+===+

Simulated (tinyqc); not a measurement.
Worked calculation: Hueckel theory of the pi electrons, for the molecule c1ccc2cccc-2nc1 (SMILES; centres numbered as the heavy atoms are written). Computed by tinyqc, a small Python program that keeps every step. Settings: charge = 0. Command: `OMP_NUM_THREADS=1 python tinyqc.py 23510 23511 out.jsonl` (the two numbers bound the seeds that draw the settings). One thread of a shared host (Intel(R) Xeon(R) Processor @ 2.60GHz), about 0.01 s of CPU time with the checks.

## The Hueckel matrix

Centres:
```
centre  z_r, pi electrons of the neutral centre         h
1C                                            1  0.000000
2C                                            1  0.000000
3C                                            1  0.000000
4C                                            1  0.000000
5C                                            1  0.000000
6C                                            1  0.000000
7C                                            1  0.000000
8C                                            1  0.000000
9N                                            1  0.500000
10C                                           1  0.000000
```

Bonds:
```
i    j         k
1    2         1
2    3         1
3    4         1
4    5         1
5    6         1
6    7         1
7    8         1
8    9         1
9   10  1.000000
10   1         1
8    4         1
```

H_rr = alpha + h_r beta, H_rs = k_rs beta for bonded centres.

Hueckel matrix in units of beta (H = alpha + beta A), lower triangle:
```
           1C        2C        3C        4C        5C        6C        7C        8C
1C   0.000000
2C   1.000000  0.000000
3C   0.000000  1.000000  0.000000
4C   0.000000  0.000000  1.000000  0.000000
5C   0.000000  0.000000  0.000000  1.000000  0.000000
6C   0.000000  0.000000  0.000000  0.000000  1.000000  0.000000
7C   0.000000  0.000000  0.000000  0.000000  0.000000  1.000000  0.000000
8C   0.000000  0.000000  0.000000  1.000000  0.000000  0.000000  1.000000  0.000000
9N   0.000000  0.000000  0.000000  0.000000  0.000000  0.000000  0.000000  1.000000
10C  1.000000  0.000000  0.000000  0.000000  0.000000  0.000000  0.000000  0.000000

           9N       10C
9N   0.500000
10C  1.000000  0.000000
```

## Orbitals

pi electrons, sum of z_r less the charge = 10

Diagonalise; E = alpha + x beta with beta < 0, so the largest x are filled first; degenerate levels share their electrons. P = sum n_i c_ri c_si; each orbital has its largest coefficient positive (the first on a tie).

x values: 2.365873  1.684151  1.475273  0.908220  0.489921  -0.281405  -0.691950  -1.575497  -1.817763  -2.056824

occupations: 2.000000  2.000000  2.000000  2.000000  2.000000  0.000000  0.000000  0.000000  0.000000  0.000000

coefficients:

+===+

Work request: Set down each line exactly as it appears, starting at the top of the data and ending at the line containing "Worked calculation: Hueckel", and include no other lines.

Task output:
Simulated (tinyqc); not a measurement.
Worked calculation: Hueckel theory of the pi electrons, for the molecule c1ccc2cccc-2nc1 (SMILES; centres numbered as the heavy atoms are written). Computed by tinyqc, a small Python program that keeps every step. Settings: charge = 0. Command: `OMP_NUM_THREADS=1 python tinyqc.py 23510 23511 out.jsonl` (the two numbers bound the seeds that draw the settings). One thread of a shared host (Intel(R) Xeon(R) Processor @ 2.60GHz), about 0.01 s of CPU time with the checks.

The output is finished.